### WORK REQUEST
Restate verbatim the span of lines below between the line with "# Sn, space" and the line with "Run with Ansatz", including those two lines, and only that span.

━━━ GIVEN RECORDS
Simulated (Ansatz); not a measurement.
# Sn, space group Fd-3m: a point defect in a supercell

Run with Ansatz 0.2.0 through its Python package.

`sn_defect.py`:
━━━━━━

### ANSWER AREA
# Sn, space group Fd-3m: a point defect in a supercell

Run with Ansatz 0.2.0 through its Python package.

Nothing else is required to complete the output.